## Activity
Output every record exactly, and nothing more.

## Record set
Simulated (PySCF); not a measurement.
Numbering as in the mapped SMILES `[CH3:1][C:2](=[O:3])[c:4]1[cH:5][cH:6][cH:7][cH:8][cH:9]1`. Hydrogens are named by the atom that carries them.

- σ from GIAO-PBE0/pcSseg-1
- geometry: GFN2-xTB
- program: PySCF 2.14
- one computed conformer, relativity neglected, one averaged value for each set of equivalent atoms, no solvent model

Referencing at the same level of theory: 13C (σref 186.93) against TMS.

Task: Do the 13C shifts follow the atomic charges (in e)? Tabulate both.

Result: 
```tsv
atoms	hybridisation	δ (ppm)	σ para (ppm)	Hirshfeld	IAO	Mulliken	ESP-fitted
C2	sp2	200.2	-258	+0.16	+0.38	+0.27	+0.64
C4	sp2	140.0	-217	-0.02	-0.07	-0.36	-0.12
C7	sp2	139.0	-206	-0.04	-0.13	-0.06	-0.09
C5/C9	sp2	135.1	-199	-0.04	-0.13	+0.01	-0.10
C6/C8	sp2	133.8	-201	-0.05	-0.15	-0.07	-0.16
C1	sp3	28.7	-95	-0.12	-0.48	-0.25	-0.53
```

## Task solution
Simulated (PySCF); not a measurement.
Numbering as in the mapped SMILES `[CH3:1][C:2](=[O:3])[c:4]1[cH:5][cH:6][cH:7][cH:8][cH:9]1`. Hydrogens are named by the atom that carries them.

- σ from GIAO-PBE0/pcSseg-1
- geometry: GFN2-xTB
- program: PySCF 2.14
- one computed conformer, relativity neglected, one averaged value for each set of equivalent atoms, no solvent model

Referencing at the same level of theory: 13C (σref 186.93) against TMS.

Task: Do the 13C shifts follow the atomic charges (in e)? Tabulate both.

Result: 
```tsv
atoms	hybridisation	δ (ppm)	σ para (ppm)	Hirshfeld	IAO	Mulliken	ESP-fitted
C2	sp2	200.2	-258	+0.16	+0.38	+0.27	+0.64
C4	sp2	140.0	-217	-0.02	-0.07	-0.36	-0.12
C7	sp2	139.0	-206	-0.04	-0.13	-0.06	-0.09
C5/C9	sp2	135.1	-199	-0.04	-0.13	+0.01	-0.10
C6/C8	sp2	133.8	-201	-0.05	-0.15	-0.07	-0.16
C1	sp3	28.7	-95	-0.12	-0.48	-0.25	-0.53
```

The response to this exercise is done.